● Required action
Exactly reproduce the lines from the top of the entries below through the line containing "Problem. How long", with both ends included.

=== Records supplied ===

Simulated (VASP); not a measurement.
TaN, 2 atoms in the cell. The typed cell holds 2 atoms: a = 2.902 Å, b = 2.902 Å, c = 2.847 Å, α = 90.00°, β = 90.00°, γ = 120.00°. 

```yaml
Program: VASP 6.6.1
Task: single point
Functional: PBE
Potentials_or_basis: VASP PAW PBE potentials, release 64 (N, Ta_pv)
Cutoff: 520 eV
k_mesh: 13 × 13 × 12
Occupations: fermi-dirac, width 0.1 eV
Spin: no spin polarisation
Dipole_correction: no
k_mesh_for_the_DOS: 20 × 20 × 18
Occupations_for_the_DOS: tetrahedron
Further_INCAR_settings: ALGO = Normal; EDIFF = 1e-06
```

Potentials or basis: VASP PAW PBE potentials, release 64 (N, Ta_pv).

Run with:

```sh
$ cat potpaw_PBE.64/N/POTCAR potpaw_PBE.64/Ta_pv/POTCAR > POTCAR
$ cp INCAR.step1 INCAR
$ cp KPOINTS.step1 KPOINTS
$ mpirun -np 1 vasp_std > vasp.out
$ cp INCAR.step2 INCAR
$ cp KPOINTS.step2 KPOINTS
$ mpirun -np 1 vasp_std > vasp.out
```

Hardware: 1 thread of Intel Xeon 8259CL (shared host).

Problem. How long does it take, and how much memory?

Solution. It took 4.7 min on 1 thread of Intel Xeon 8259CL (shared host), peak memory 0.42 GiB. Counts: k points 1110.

===

● Exercise response
Simulated (VASP); not a measurement.
TaN, 2 atoms in the cell. The typed cell holds 2 atoms: a = 2.902 Å, b = 2.902 Å, c = 2.847 Å, α = 90.00°, β = 90.00°, γ = 120.00°. 

```yaml
Program: VASP 6.6.1
Task: single point
Functional: PBE
Potentials_or_basis: VASP PAW PBE potentials, release 64 (N, Ta_pv)
Cutoff: 520 eV
k_mesh: 13 × 13 × 12
Occupations: fermi-dirac, width 0.1 eV
Spin: no spin polarisation
Dipole_correction: no
k_mesh_for_the_DOS: 20 × 20 × 18
Occupations_for_the_DOS: tetrahedron
Further_INCAR_settings: ALGO = Normal; EDIFF = 1e-06
```

Potentials or basis: VASP PAW PBE potentials, release 64 (N, Ta_pv).

Run with:

```sh
$ cat potpaw_PBE.64/N/POTCAR potpaw_PBE.64/Ta_pv/POTCAR > POTCAR
$ cp INCAR.step1 INCAR
$ cp KPOINTS.step1 KPOINTS
$ mpirun -np 1 vasp_std > vasp.out
$ cp INCAR.step2 INCAR
$ cp KPOINTS.step2 KPOINTS
$ mpirun -np 1 vasp_std > vasp.out
```

Hardware: 1 thread of Intel Xeon 8259CL (shared host).

Problem. How long does it take, and how much memory?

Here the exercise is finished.